**Work order**
Take the entries below and print all of them exactly, please.

**Source material**
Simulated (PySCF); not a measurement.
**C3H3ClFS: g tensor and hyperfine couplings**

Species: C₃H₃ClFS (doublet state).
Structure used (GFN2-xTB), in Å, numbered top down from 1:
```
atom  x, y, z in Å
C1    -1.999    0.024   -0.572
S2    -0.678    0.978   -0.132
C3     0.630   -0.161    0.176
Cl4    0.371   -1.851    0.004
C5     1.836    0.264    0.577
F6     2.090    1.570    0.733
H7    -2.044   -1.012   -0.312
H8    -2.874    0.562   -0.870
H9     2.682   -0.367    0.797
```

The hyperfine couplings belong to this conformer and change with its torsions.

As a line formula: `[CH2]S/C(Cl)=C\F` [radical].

**Result**
Simulated (PySCF); not a measurement.
**C3H3ClFS: g tensor and hyperfine couplings**

Species: C₃H₃ClFS (doublet state).
Structure used (GFN2-xTB), in Å, numbered top down from 1:
```
atom  x, y, z in Å
C1    -1.999    0.024   -0.572
S2    -0.678    0.978   -0.132
C3     0.630   -0.161    0.176
Cl4    0.371   -1.851    0.004
C5     1.836    0.264    0.577
F6     2.090    1.570    0.733
H7    -2.044   -1.012   -0.312
H8    -2.874    0.562   -0.870
H9     2.682   -0.367    0.797
```

The hyperfine couplings belong to this conformer and change with its torsions.

As a line formula: `[CH2]S/C(Cl)=C\F` [radical].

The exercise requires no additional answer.